§ §

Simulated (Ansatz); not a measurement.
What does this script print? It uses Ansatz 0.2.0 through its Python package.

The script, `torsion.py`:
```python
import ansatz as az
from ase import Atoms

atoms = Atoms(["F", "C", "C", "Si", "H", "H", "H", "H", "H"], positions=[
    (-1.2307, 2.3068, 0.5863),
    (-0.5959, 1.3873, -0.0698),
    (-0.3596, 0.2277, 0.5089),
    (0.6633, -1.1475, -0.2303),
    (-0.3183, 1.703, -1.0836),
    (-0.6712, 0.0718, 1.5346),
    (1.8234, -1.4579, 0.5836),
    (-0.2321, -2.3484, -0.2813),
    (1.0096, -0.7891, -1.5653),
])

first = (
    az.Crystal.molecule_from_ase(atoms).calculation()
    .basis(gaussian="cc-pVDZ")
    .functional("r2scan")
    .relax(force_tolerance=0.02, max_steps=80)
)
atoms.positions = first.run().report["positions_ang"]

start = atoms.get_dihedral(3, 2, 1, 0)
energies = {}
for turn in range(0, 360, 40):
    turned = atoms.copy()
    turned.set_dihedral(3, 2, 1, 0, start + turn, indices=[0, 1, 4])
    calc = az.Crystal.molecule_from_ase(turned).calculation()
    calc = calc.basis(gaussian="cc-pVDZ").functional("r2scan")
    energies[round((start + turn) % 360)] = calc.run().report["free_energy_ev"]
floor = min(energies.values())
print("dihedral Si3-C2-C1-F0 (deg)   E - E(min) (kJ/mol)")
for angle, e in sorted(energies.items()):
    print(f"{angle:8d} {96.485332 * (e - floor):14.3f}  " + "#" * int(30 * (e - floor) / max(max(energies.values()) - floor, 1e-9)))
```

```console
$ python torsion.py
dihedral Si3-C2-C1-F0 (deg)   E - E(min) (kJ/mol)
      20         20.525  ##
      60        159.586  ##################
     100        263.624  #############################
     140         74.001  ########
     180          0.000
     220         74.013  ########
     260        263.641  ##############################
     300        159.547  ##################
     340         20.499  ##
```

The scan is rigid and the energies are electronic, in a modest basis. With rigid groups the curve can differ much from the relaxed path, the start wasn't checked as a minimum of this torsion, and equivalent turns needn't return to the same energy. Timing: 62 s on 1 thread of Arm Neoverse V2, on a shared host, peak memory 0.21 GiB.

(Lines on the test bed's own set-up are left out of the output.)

§ §

▶ [BRIEF] Exactly as written, repeat the lines from the start of the listing through the line containing "The scan is", both included.

▶ [ANSWER BOX]
Simulated (Ansatz); not a measurement.
What does this script print? It uses Ansatz 0.2.0 through its Python package.

The script, `torsion.py`:
```python
import ansatz as az
from ase import Atoms

atoms = Atoms(["F", "C", "C", "Si", "H", "H", "H", "H", "H"], positions=[
    (-1.2307, 2.3068, 0.5863),
    (-0.5959, 1.3873, -0.0698),
    (-0.3596, 0.2277, 0.5089),
    (0.6633, -1.1475, -0.2303),
    (-0.3183, 1.703, -1.0836),
    (-0.6712, 0.0718, 1.5346),
    (1.8234, -1.4579, 0.5836),
    (-0.2321, -2.3484, -0.2813),
    (1.0096, -0.7891, -1.5653),
])

first = (
    az.Crystal.molecule_from_ase(atoms).calculation()
    .basis(gaussian="cc-pVDZ")
    .functional("r2scan")
    .relax(force_tolerance=0.02, max_steps=80)
)
atoms.positions = first.run().report["positions_ang"]

start = atoms.get_dihedral(3, 2, 1, 0)
energies = {}
for turn in range(0, 360, 40):
    turned = atoms.copy()
    turned.set_dihedral(3, 2, 1, 0, start + turn, indices=[0, 1, 4])
    calc = az.Crystal.molecule_from_ase(turned).calculation()
    calc = calc.basis(gaussian="cc-pVDZ").functional("r2scan")
    energies[round((start + turn) % 360)] = calc.run().report["free_energy_ev"]
floor = min(energies.values())
print("dihedral Si3-C2-C1-F0 (deg)   E - E(min) (kJ/mol)")
for angle, e in sorted(energies.items()):
    print(f"{angle:8d} {96.485332 * (e - floor):14.3f}  " + "#" * int(30 * (e - floor) / max(max(energies.values()) - floor, 1e-9)))
```

```console
$ python torsion.py
dihedral Si3-C2-C1-F0 (deg)   E - E(min) (kJ/mol)
      20         20.525  ##
      60        159.586  ##################
     100        263.624  #############################
     140         74.001  ########
     180          0.000
     220         74.013  ########
     260        263.641  ##############################
     300        159.547  ##################
     340         20.499  ##
```

The scan is rigid and the energies are electronic, in a modest basis. With rigid groups the curve can differ much from the relaxed path, the start wasn't checked as a minimum of this torsion, and equivalent turns needn't return to the same energy. Timing: 62 s on 1 thread of Arm Neoverse V2, on a shared host, peak memory 0.21 GiB.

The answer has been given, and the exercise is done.